[Information given Boundary: Start]
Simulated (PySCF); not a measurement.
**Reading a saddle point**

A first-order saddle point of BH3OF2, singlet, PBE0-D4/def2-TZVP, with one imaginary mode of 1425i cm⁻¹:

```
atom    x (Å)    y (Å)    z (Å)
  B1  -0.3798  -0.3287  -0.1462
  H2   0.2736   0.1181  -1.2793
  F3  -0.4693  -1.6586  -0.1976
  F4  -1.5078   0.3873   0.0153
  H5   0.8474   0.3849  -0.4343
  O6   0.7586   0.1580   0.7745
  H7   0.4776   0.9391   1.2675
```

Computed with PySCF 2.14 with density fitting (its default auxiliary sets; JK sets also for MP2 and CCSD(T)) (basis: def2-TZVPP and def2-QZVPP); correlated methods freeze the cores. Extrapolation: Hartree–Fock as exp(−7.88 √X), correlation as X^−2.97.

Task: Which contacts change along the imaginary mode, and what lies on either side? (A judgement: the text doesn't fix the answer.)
[Information given Boundary: End]

- _Work order_: Retype exactly the lines from the start of the entries through the one with "Computed with PySCF"; include both ends.

- _Answer area_:
Simulated (PySCF); not a measurement.
**Reading a saddle point**

A first-order saddle point of BH3OF2, singlet, PBE0-D4/def2-TZVP, with one imaginary mode of 1425i cm⁻¹:

```
atom    x (Å)    y (Å)    z (Å)
  B1  -0.3798  -0.3287  -0.1462
  H2   0.2736   0.1181  -1.2793
  F3  -0.4693  -1.6586  -0.1976
  F4  -1.5078   0.3873   0.0153
  H5   0.8474   0.3849  -0.4343
  O6   0.7586   0.1580   0.7745
  H7   0.4776   0.9391   1.2675
```

Computed with PySCF 2.14 with density fitting (its default auxiliary sets; JK sets also for MP2 and CCSD(T)) (basis: def2-TZVPP and def2-QZVPP); correlated methods freeze the cores. Extrapolation: Hartree–Fock as exp(−7.88 √X), correlation as X^−2.97.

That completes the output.